• **RECORDED INFORMATION**
—————

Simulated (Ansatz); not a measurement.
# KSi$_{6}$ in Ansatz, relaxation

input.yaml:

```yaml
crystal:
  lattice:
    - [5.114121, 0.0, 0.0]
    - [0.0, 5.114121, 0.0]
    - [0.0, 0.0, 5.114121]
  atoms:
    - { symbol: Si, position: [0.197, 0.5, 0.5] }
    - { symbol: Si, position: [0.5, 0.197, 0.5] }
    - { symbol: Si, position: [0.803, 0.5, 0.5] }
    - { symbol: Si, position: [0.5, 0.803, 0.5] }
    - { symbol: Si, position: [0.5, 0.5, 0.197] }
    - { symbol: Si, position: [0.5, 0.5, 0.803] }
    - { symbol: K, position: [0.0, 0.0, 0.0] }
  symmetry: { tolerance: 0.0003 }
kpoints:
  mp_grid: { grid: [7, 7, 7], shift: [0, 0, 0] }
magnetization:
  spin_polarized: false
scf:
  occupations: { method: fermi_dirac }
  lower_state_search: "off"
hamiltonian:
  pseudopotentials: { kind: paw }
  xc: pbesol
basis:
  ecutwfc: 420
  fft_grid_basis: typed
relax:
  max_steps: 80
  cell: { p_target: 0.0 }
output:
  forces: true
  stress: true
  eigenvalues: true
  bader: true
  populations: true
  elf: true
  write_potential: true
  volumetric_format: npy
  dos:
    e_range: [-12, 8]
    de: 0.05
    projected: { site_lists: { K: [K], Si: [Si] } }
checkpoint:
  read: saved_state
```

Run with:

—————

• **EXERCISE**
Every entry in the data should be returned exactly.

• **RESULT**
Simulated (Ansatz); not a measurement.
# KSi$_{6}$ in Ansatz, relaxation

input.yaml:

```yaml
crystal:
  lattice:
    - [5.114121, 0.0, 0.0]
    - [0.0, 5.114121, 0.0]
    - [0.0, 0.0, 5.114121]
  atoms:
    - { symbol: Si, position: [0.197, 0.5, 0.5] }
    - { symbol: Si, position: [0.5, 0.197, 0.5] }
    - { symbol: Si, position: [0.803, 0.5, 0.5] }
    - { symbol: Si, position: [0.5, 0.803, 0.5] }
    - { symbol: Si, position: [0.5, 0.5, 0.197] }
    - { symbol: Si, position: [0.5, 0.5, 0.803] }
    - { symbol: K, position: [0.0, 0.0, 0.0] }
  symmetry: { tolerance: 0.0003 }
kpoints:
  mp_grid: { grid: [7, 7, 7], shift: [0, 0, 0] }
magnetization:
  spin_polarized: false
scf:
  occupations: { method: fermi_dirac }
  lower_state_search: "off"
hamiltonian:
  pseudopotentials: { kind: paw }
  xc: pbesol
basis:
  ecutwfc: 420
  fft_grid_basis: typed
relax:
  max_steps: 80
  cell: { p_target: 0.0 }
output:
  forces: true
  stress: true
  eigenvalues: true
  bader: true
  populations: true
  elf: true
  write_potential: true
  volumetric_format: npy
  dos:
    e_range: [-12, 8]
    de: 0.05
    projected: { site_lists: { K: [K], Si: [Si] } }
checkpoint:
  read: saved_state
```

Run with:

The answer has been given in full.